» **Data listing**
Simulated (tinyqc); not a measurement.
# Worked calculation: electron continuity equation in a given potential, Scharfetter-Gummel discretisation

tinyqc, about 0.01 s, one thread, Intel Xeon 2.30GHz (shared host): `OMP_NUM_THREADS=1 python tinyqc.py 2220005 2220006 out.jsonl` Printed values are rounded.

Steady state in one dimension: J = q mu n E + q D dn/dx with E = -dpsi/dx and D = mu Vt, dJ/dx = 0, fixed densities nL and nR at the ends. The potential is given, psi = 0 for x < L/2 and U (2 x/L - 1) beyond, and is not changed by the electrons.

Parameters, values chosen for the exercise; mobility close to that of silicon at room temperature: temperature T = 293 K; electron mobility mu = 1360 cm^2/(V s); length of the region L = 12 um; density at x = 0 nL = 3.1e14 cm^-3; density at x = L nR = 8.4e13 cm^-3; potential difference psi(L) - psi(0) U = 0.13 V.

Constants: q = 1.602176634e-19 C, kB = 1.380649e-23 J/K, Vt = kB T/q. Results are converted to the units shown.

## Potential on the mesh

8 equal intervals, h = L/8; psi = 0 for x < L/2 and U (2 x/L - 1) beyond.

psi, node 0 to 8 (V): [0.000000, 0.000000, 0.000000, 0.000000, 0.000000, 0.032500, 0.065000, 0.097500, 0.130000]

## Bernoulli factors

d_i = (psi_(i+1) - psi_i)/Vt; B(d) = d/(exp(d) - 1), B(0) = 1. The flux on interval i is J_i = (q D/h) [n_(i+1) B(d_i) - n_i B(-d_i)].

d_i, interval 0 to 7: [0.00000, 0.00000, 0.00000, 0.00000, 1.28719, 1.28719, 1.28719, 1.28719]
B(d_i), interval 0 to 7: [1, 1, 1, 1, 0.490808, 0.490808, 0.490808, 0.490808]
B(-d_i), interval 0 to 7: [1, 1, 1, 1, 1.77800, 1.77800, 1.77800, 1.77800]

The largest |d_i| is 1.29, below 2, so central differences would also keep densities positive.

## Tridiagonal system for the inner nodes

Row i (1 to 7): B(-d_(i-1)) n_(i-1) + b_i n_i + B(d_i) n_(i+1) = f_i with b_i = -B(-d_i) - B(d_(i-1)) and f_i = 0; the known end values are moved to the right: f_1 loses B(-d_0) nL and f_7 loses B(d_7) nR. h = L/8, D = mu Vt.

» **Brief**
Extract, please, the lines from the start of the entries above through the one with "Constants: q = 1.602176634e-19", both included, reproducing each exactly and adding nothing.

» **Exercise result**
Simulated (tinyqc); not a measurement.
# Worked calculation: electron continuity equation in a given potential, Scharfetter-Gummel discretisation

tinyqc, about 0.01 s, one thread, Intel Xeon 2.30GHz (shared host): `OMP_NUM_THREADS=1 python tinyqc.py 2220005 2220006 out.jsonl` Printed values are rounded.

Steady state in one dimension: J = q mu n E + q D dn/dx with E = -dpsi/dx and D = mu Vt, dJ/dx = 0, fixed densities nL and nR at the ends. The potential is given, psi = 0 for x < L/2 and U (2 x/L - 1) beyond, and is not changed by the electrons.

Parameters, values chosen for the exercise; mobility close to that of silicon at room temperature: temperature T = 293 K; electron mobility mu = 1360 cm^2/(V s); length of the region L = 12 um; density at x = 0 nL = 3.1e14 cm^-3; density at x = L nR = 8.4e13 cm^-3; potential difference psi(L) - psi(0) U = 0.13 V.

Constants: q = 1.602176634e-19 C, kB = 1.380649e-23 J/K, Vt = kB T/q. Results are converted to the units shown.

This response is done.